* _Source information_:
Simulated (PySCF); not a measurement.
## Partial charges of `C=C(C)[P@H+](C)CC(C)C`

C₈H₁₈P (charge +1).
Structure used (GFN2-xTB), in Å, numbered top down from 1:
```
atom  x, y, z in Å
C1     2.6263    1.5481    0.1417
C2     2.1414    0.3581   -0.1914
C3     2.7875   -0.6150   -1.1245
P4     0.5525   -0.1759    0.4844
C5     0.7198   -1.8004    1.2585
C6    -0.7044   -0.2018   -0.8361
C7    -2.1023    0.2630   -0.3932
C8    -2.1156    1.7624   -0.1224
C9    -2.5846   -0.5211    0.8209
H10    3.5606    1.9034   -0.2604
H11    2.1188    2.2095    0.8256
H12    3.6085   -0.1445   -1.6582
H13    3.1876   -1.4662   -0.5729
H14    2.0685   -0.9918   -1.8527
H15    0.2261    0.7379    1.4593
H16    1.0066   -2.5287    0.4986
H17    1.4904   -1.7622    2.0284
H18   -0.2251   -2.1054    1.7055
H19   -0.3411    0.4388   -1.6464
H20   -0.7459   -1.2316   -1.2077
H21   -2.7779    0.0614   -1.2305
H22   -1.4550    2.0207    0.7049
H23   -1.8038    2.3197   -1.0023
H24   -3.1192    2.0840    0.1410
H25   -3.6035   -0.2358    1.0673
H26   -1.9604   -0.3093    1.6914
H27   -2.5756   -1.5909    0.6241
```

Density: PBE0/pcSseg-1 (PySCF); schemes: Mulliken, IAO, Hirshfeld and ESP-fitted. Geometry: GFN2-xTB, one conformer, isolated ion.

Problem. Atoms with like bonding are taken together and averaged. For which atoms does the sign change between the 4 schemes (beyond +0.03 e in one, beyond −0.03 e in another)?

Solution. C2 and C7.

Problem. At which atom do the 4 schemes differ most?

* _Task item_:
Nothing past the line containing "Density: PBE0/pcSseg-1 (PySCF);" should be restated; transcribe the material exactly from its first line through that line.

* _Written response_:
Simulated (PySCF); not a measurement.
## Partial charges of `C=C(C)[P@H+](C)CC(C)C`

C₈H₁₈P (charge +1).
Structure used (GFN2-xTB), in Å, numbered top down from 1:
```
atom  x, y, z in Å
C1     2.6263    1.5481    0.1417
C2     2.1414    0.3581   -0.1914
C3     2.7875   -0.6150   -1.1245
P4     0.5525   -0.1759    0.4844
C5     0.7198   -1.8004    1.2585
C6    -0.7044   -0.2018   -0.8361
C7    -2.1023    0.2630   -0.3932
C8    -2.1156    1.7624   -0.1224
C9    -2.5846   -0.5211    0.8209
H10    3.5606    1.9034   -0.2604
H11    2.1188    2.2095    0.8256
H12    3.6085   -0.1445   -1.6582
H13    3.1876   -1.4662   -0.5729
H14    2.0685   -0.9918   -1.8527
H15    0.2261    0.7379    1.4593
H16    1.0066   -2.5287    0.4986
H17    1.4904   -1.7622    2.0284
H18   -0.2251   -2.1054    1.7055
H19   -0.3411    0.4388   -1.6464
H20   -0.7459   -1.2316   -1.2077
H21   -2.7779    0.0614   -1.2305
H22   -1.4550    2.0207    0.7049
H23   -1.8038    2.3197   -1.0023
H24   -3.1192    2.0840    0.1410
H25   -3.6035   -0.2358    1.0673
H26   -1.9604   -0.3093    1.6914
H27   -2.5756   -1.5909    0.6241
```

Density: PBE0/pcSseg-1 (PySCF); schemes: Mulliken, IAO, Hirshfeld and ESP-fitted. Geometry: GFN2-xTB, one conformer, isolated ion.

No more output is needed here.